# [Action item]
Go to the line below containing "### 1. Set-up" and print exactly from there through the line containing "This step: DFT, PBE, plane", both included. Print nothing else.

# [Records supplied]
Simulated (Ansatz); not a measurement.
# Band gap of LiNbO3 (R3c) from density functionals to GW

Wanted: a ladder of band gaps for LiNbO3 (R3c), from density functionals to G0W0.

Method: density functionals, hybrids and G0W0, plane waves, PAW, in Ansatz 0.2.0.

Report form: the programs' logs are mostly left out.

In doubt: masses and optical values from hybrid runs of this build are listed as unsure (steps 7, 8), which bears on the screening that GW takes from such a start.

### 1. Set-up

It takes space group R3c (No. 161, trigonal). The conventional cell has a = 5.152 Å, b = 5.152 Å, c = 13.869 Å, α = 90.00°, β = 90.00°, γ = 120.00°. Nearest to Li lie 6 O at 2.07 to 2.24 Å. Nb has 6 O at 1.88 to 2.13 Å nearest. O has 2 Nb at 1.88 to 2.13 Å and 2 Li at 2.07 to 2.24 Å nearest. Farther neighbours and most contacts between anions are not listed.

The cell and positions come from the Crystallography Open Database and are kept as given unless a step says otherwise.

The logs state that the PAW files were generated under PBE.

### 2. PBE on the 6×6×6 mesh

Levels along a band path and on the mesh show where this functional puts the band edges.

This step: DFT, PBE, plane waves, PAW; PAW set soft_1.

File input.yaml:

# [Worked solution]
### 1. Set-up

It takes space group R3c (No. 161, trigonal). The conventional cell has a = 5.152 Å, b = 5.152 Å, c = 13.869 Å, α = 90.00°, β = 90.00°, γ = 120.00°. Nearest to Li lie 6 O at 2.07 to 2.24 Å. Nb has 6 O at 1.88 to 2.13 Å nearest. O has 2 Nb at 1.88 to 2.13 Å and 2 Li at 2.07 to 2.24 Å nearest. Farther neighbours and most contacts between anions are not listed.

The cell and positions come from the Crystallography Open Database and are kept as given unless a step says otherwise.

The logs state that the PAW files were generated under PBE.

### 2. PBE on the 6×6×6 mesh

Levels along a band path and on the mesh show where this functional puts the band edges.

This step: DFT, PBE, plane waves, PAW; PAW set soft_1.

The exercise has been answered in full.